_Requirement_: Output the listing in full. Every line stays exactly as it is.

____________
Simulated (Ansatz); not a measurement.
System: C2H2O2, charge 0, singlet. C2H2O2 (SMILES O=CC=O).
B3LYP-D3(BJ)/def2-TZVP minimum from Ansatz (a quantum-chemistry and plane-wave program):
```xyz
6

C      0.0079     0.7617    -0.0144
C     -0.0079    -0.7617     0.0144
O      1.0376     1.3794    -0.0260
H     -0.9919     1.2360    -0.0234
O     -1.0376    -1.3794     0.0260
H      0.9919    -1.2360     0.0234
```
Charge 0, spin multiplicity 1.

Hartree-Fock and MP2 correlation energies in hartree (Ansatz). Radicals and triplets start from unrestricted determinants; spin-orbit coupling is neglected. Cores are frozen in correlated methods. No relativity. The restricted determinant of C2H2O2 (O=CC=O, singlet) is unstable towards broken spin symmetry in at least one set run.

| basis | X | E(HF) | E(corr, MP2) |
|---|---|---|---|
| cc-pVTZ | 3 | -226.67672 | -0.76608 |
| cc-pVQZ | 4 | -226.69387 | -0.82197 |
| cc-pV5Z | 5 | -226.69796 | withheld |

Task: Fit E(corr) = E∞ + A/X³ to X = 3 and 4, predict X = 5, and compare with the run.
____________

_Exercise answer_:
Simulated (Ansatz); not a measurement.
System: C2H2O2, charge 0, singlet. C2H2O2 (SMILES O=CC=O).
B3LYP-D3(BJ)/def2-TZVP minimum from Ansatz (a quantum-chemistry and plane-wave program):
```xyz
6

C      0.0079     0.7617    -0.0144
C     -0.0079    -0.7617     0.0144
O      1.0376     1.3794    -0.0260
H     -0.9919     1.2360    -0.0234
O     -1.0376    -1.3794     0.0260
H      0.9919    -1.2360     0.0234
```
Charge 0, spin multiplicity 1.

Hartree-Fock and MP2 correlation energies in hartree (Ansatz). Radicals and triplets start from unrestricted determinants; spin-orbit coupling is neglected. Cores are frozen in correlated methods. No relativity. The restricted determinant of C2H2O2 (O=CC=O, singlet) is unstable towards broken spin symmetry in at least one set run.

| basis | X | E(HF) | E(corr, MP2) |
|---|---|---|---|
| cc-pVTZ | 3 | -226.67672 | -0.76608 |
| cc-pVQZ | 4 | -226.69387 | -0.82197 |
| cc-pV5Z | 5 | -226.69796 | withheld |

Task: Fit E(corr) = E∞ + A/X³ to X = 3 and 4, predict X = 5, and compare with the run.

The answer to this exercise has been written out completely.